Task item: Only one stretch of the data is wanted: the line containing "Ansatz 0.2.0; Ansatz", the line containing "Each atom of", and every line between them, copied exactly.

Data listing:
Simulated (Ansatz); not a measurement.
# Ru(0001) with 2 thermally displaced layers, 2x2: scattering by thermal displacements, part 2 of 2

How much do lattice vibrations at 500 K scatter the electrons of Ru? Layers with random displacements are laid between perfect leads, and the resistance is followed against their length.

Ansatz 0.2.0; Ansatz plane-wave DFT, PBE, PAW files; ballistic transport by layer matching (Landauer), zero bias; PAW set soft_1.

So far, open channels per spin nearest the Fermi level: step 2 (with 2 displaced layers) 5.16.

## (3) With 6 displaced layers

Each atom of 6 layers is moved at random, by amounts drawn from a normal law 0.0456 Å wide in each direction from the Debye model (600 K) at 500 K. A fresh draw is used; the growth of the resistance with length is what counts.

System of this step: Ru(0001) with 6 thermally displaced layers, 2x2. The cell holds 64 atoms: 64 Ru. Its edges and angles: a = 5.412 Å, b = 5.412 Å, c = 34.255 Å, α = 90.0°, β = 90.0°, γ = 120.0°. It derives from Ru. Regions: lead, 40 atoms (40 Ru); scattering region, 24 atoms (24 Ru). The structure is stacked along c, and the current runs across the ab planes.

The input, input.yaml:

Answer space:
Ansatz 0.2.0; Ansatz plane-wave DFT, PBE, PAW files; ballistic transport by layer matching (Landauer), zero bias; PAW set soft_1.

So far, open channels per spin nearest the Fermi level: step 2 (with 2 displaced layers) 5.16.

## (3) With 6 displaced layers

Each atom of 6 layers is moved at random, by amounts drawn from a normal law 0.0456 Å wide in each direction from the Debye model (600 K) at 500 K. A fresh draw is used; the growth of the resistance with length is what counts.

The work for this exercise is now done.